**Work order**. Up to and including the line with "Caveat: the k", return every line from the start of the entries below exactly.

**Entries shown**.
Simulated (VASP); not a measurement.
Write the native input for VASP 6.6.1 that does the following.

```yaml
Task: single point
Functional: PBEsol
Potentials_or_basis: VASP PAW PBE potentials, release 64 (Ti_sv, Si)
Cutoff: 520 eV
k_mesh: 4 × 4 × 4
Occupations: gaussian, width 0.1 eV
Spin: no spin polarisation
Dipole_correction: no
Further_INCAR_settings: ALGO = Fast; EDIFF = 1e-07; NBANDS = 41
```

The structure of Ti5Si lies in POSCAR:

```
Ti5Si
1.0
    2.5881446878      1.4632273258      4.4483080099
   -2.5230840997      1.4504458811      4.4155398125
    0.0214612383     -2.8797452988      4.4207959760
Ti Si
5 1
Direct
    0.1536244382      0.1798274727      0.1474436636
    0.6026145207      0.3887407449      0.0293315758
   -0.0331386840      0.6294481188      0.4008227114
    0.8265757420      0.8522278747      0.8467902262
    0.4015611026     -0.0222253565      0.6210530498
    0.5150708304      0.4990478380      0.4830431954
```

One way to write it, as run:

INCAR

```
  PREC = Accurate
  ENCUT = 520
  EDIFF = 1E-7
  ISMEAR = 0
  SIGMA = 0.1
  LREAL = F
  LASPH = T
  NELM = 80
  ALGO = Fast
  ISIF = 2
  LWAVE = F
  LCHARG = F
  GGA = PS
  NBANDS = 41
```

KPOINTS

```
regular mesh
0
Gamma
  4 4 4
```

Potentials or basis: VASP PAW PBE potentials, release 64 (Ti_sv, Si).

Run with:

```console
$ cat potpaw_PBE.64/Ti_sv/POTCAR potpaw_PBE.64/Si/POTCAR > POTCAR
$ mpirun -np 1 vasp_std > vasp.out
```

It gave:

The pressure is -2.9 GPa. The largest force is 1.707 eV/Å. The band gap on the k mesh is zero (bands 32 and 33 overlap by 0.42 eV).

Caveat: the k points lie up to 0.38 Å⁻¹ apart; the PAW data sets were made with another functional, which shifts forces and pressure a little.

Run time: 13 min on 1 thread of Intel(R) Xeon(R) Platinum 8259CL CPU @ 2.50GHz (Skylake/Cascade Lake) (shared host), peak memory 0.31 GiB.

**Exercise output**.
Simulated (VASP); not a measurement.
Write the native input for VASP 6.6.1 that does the following.

```yaml
Task: single point
Functional: PBEsol
Potentials_or_basis: VASP PAW PBE potentials, release 64 (Ti_sv, Si)
Cutoff: 520 eV
k_mesh: 4 × 4 × 4
Occupations: gaussian, width 0.1 eV
Spin: no spin polarisation
Dipole_correction: no
Further_INCAR_settings: ALGO = Fast; EDIFF = 1e-07; NBANDS = 41
```

The structure of Ti5Si lies in POSCAR:

```
Ti5Si
1.0
    2.5881446878      1.4632273258      4.4483080099
   -2.5230840997      1.4504458811      4.4155398125
    0.0214612383     -2.8797452988      4.4207959760
Ti Si
5 1
Direct
    0.1536244382      0.1798274727      0.1474436636
    0.6026145207      0.3887407449      0.0293315758
   -0.0331386840      0.6294481188      0.4008227114
    0.8265757420      0.8522278747      0.8467902262
    0.4015611026     -0.0222253565      0.6210530498
    0.5150708304      0.4990478380      0.4830431954
```

One way to write it, as run:

INCAR

```
  PREC = Accurate
  ENCUT = 520
  EDIFF = 1E-7
  ISMEAR = 0
  SIGMA = 0.1
  LREAL = F
  LASPH = T
  NELM = 80
  ALGO = Fast
  ISIF = 2
  LWAVE = F
  LCHARG = F
  GGA = PS
  NBANDS = 41
```

KPOINTS

```
regular mesh
0
Gamma
  4 4 4
```

Potentials or basis: VASP PAW PBE potentials, release 64 (Ti_sv, Si).

Run with:

```console
$ cat potpaw_PBE.64/Ti_sv/POTCAR potpaw_PBE.64/Si/POTCAR > POTCAR
$ mpirun -np 1 vasp_std > vasp.out
```

It gave:

The pressure is -2.9 GPa. The largest force is 1.707 eV/Å. The band gap on the k mesh is zero (bands 32 and 33 overlap by 0.42 eV).

Caveat: the k points lie up to 0.38 Å⁻¹ apart; the PAW data sets were made with another functional, which shifts forces and pressure a little.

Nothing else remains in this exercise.